====== INFORMATION

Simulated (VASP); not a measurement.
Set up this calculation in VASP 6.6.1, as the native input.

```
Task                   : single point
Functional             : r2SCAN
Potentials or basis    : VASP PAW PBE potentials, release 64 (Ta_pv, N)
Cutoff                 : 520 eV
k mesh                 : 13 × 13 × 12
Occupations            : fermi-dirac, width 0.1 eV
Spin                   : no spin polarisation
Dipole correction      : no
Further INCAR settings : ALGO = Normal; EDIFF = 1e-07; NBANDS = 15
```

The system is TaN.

============

(REQUIRED ACTION):
Put down all the data once more, exactly as it appears above.

(RESPONSE AREA):
Simulated (VASP); not a measurement.
Set up this calculation in VASP 6.6.1, as the native input.

```
Task                   : single point
Functional             : r2SCAN
Potentials or basis    : VASP PAW PBE potentials, release 64 (Ta_pv, N)
Cutoff                 : 520 eV
k mesh                 : 13 × 13 × 12
Occupations            : fermi-dirac, width 0.1 eV
Spin                   : no spin polarisation
Dipole correction      : no
Further INCAR settings : ALGO = Normal; EDIFF = 1e-07; NBANDS = 15
```

The system is TaN.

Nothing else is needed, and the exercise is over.